:: Supplied records
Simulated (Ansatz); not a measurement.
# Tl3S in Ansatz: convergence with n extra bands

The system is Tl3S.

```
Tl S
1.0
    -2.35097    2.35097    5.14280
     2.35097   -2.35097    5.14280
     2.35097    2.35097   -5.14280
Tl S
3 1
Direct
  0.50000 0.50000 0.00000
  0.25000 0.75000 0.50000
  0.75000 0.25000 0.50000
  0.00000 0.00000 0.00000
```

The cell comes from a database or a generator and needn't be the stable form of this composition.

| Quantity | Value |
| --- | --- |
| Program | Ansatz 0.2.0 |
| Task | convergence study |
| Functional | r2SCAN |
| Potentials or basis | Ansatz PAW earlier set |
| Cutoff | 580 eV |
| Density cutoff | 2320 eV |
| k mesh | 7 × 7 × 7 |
::::

→ **Brief**
Please print all the data again exactly as given.

→ **Reply**
Simulated (Ansatz); not a measurement.
# Tl3S in Ansatz: convergence with n extra bands

The system is Tl3S.

```
Tl S
1.0
    -2.35097    2.35097    5.14280
     2.35097   -2.35097    5.14280
     2.35097    2.35097   -5.14280
Tl S
3 1
Direct
  0.50000 0.50000 0.00000
  0.25000 0.75000 0.50000
  0.75000 0.25000 0.50000
  0.00000 0.00000 0.00000
```

The cell comes from a database or a generator and needn't be the stable form of this composition.

| Quantity | Value |
| --- | --- |
| Program | Ansatz 0.2.0 |
| Task | convergence study |
| Functional | r2SCAN |
| Potentials or basis | Ansatz PAW earlier set |
| Cutoff | 580 eV |
| Density cutoff | 2320 eV |
| k mesh | 7 × 7 × 7 |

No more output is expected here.